Assignment → Return the full listing, so that each line matches the original exactly.

========================================

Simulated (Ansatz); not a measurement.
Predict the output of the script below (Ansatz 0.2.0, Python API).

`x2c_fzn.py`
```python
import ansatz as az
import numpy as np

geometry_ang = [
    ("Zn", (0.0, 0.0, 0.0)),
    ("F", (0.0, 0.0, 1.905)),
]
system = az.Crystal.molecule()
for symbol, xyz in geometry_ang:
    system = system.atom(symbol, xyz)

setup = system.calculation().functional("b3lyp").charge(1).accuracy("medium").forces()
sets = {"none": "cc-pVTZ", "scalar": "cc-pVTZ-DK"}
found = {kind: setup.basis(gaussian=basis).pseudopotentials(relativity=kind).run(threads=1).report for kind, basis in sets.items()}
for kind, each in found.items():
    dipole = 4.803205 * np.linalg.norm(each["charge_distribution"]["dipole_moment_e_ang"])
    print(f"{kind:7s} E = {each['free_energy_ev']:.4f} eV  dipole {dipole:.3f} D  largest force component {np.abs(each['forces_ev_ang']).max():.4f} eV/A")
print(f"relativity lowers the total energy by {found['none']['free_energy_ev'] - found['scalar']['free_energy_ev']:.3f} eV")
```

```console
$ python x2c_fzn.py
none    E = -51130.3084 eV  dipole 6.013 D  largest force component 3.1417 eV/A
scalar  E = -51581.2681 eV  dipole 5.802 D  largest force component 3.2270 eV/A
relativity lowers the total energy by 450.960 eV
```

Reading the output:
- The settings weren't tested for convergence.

========================================

Solution →
Simulated (Ansatz); not a measurement.
Predict the output of the script below (Ansatz 0.2.0, Python API).

`x2c_fzn.py`
```python
import ansatz as az
import numpy as np

geometry_ang = [
    ("Zn", (0.0, 0.0, 0.0)),
    ("F", (0.0, 0.0, 1.905)),
]
system = az.Crystal.molecule()
for symbol, xyz in geometry_ang:
    system = system.atom(symbol, xyz)

setup = system.calculation().functional("b3lyp").charge(1).accuracy("medium").forces()
sets = {"none": "cc-pVTZ", "scalar": "cc-pVTZ-DK"}
found = {kind: setup.basis(gaussian=basis).pseudopotentials(relativity=kind).run(threads=1).report for kind, basis in sets.items()}
for kind, each in found.items():
    dipole = 4.803205 * np.linalg.norm(each["charge_distribution"]["dipole_moment_e_ang"])
    print(f"{kind:7s} E = {each['free_energy_ev']:.4f} eV  dipole {dipole:.3f} D  largest force component {np.abs(each['forces_ev_ang']).max():.4f} eV/A")
print(f"relativity lowers the total energy by {found['none']['free_energy_ev'] - found['scalar']['free_energy_ev']:.3f} eV")
```

```console
$ python x2c_fzn.py
none    E = -51130.3084 eV  dipole 6.013 D  largest force component 3.1417 eV/A
scalar  E = -51581.2681 eV  dipole 5.802 D  largest force component 3.2270 eV/A
relativity lowers the total energy by 450.960 eV
```

Reading the output:
- The settings weren't tested for convergence.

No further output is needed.